====================
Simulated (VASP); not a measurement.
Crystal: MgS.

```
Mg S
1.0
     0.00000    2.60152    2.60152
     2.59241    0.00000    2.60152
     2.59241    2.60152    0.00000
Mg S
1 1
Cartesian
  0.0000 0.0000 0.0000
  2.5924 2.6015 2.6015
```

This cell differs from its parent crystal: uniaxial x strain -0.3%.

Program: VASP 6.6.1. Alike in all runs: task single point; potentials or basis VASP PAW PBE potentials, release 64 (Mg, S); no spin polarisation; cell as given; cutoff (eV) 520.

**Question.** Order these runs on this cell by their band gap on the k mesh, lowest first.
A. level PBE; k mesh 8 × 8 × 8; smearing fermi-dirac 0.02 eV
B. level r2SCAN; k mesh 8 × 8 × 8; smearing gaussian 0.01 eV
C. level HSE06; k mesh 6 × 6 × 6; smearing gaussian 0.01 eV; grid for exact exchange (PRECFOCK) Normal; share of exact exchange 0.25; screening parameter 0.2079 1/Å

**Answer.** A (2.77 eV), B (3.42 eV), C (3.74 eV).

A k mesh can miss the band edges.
====================

Activity
Exactly as written, set down all of the material.

Worked solution
Simulated (VASP); not a measurement.
Crystal: MgS.

```
Mg S
1.0
     0.00000    2.60152    2.60152
     2.59241    0.00000    2.60152
     2.59241    2.60152    0.00000
Mg S
1 1
Cartesian
  0.0000 0.0000 0.0000
  2.5924 2.6015 2.6015
```

This cell differs from its parent crystal: uniaxial x strain -0.3%.

Program: VASP 6.6.1. Alike in all runs: task single point; potentials or basis VASP PAW PBE potentials, release 64 (Mg, S); no spin polarisation; cell as given; cutoff (eV) 520.

**Question.** Order these runs on this cell by their band gap on the k mesh, lowest first.
A. level PBE; k mesh 8 × 8 × 8; smearing fermi-dirac 0.02 eV
B. level r2SCAN; k mesh 8 × 8 × 8; smearing gaussian 0.01 eV
C. level HSE06; k mesh 6 × 6 × 6; smearing gaussian 0.01 eV; grid for exact exchange (PRECFOCK) Normal; share of exact exchange 0.25; screening parameter 0.2079 1/Å

**Answer.** A (2.77 eV), B (3.42 eV), C (3.74 eV).

A k mesh can miss the band edges.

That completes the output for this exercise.